[[ GIVEN ENTRIES open ]]

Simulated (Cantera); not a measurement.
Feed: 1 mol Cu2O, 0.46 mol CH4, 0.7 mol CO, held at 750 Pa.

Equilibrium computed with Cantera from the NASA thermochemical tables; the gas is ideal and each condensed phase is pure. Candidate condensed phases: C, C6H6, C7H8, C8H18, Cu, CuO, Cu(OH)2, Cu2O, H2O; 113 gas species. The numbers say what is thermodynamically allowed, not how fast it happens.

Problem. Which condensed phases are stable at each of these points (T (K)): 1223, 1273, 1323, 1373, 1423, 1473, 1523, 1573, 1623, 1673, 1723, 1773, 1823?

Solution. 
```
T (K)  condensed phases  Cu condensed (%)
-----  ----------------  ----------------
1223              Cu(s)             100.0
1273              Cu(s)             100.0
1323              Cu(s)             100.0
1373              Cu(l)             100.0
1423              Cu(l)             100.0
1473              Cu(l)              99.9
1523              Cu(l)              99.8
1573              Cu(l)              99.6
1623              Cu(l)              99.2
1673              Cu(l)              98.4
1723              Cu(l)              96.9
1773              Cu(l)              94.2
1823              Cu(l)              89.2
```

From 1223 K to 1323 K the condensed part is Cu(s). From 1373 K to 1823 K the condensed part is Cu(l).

[[ GIVEN ENTRIES closed ]]

ASSIGNED TASK:
Restate, word for word and with nothing added, the lines from the beginning of the records above through the line that contains "Feed: 1 mol".

TASK RESULT:
Simulated (Cantera); not a measurement.
Feed: 1 mol Cu2O, 0.46 mol CH4, 0.7 mol CO, held at 750 Pa.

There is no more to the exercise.